* **WORK TASK**: Please repeat the listing exactly, starting at its first line and stopping after the line that contains "A: gap on the".

* **EXCERPTED DATA**:
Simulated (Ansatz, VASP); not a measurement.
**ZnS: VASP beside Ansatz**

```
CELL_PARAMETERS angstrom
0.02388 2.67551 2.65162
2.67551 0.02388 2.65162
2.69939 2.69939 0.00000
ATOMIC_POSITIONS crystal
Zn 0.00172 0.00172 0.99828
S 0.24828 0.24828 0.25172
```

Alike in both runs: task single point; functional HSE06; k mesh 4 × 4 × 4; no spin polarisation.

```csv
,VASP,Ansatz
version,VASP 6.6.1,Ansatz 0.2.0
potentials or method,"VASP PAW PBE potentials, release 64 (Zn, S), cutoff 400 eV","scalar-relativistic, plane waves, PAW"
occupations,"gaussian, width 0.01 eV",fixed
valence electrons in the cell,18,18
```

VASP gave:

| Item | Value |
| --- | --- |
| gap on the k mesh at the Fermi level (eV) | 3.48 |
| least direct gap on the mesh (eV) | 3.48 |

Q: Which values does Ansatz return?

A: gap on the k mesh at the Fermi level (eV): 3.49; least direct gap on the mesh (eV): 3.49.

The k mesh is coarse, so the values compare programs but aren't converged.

* **EXERCISE SOLUTION**:
Simulated (Ansatz, VASP); not a measurement.
**ZnS: VASP beside Ansatz**

```
CELL_PARAMETERS angstrom
0.02388 2.67551 2.65162
2.67551 0.02388 2.65162
2.69939 2.69939 0.00000
ATOMIC_POSITIONS crystal
Zn 0.00172 0.00172 0.99828
S 0.24828 0.24828 0.25172
```

Alike in both runs: task single point; functional HSE06; k mesh 4 × 4 × 4; no spin polarisation.

```csv
,VASP,Ansatz
version,VASP 6.6.1,Ansatz 0.2.0
potentials or method,"VASP PAW PBE potentials, release 64 (Zn, S), cutoff 400 eV","scalar-relativistic, plane waves, PAW"
occupations,"gaussian, width 0.01 eV",fixed
valence electrons in the cell,18,18
```

VASP gave:

| Item | Value |
| --- | --- |
| gap on the k mesh at the Fermi level (eV) | 3.48 |
| least direct gap on the mesh (eV) | 3.48 |

Q: Which values does Ansatz return?

A: gap on the k mesh at the Fermi level (eV): 3.49; least direct gap on the mesh (eV): 3.49.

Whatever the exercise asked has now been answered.